## ACTIVITY
Here is a block of entries. Write out its lines exactly, from the first through the one containing "Q: Assign CIP descriptors.".

## PROVIDED INFORMATION
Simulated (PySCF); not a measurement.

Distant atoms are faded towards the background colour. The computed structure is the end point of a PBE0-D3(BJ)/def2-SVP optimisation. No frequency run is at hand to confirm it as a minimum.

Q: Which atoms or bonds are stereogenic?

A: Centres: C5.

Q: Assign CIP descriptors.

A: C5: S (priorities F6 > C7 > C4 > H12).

## EXPECTED ANSWER
Simulated (PySCF); not a measurement.

Distant atoms are faded towards the background colour. The computed structure is the end point of a PBE0-D3(BJ)/def2-SVP optimisation. No frequency run is at hand to confirm it as a minimum.

Q: Which atoms or bonds are stereogenic?

A: Centres: C5.

Q: Assign CIP descriptors.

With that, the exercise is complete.